**EXERCISE:**
Only part of the listing is needed, namely the lines from its start through the line with "### The system", and they should be retyped exactly.

**GIVEN DATA:**
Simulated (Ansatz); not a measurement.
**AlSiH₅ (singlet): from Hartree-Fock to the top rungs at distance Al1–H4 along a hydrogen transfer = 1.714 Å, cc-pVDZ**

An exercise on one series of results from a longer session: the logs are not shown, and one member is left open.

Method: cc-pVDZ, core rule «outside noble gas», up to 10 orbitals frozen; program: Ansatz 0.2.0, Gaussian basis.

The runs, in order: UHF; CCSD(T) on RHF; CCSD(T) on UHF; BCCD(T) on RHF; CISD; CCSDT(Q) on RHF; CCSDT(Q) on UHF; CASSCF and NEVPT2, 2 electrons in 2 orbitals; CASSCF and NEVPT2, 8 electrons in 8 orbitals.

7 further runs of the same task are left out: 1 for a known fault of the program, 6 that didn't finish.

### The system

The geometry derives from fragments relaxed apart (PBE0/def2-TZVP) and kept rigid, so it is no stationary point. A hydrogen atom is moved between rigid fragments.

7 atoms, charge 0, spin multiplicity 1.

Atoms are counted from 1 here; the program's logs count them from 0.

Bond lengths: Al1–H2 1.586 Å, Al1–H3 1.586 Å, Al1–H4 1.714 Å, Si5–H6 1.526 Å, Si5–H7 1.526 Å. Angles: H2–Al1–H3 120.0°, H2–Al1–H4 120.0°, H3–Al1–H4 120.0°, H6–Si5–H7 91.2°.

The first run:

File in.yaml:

**RESPONSE AREA:**
Simulated (Ansatz); not a measurement.
**AlSiH₅ (singlet): from Hartree-Fock to the top rungs at distance Al1–H4 along a hydrogen transfer = 1.714 Å, cc-pVDZ**

An exercise on one series of results from a longer session: the logs are not shown, and one member is left open.

Method: cc-pVDZ, core rule «outside noble gas», up to 10 orbitals frozen; program: Ansatz 0.2.0, Gaussian basis.

The runs, in order: UHF; CCSD(T) on RHF; CCSD(T) on UHF; BCCD(T) on RHF; CISD; CCSDT(Q) on RHF; CCSDT(Q) on UHF; CASSCF and NEVPT2, 2 electrons in 2 orbitals; CASSCF and NEVPT2, 8 electrons in 8 orbitals.

7 further runs of the same task are left out: 1 for a known fault of the program, 6 that didn't finish.

### The system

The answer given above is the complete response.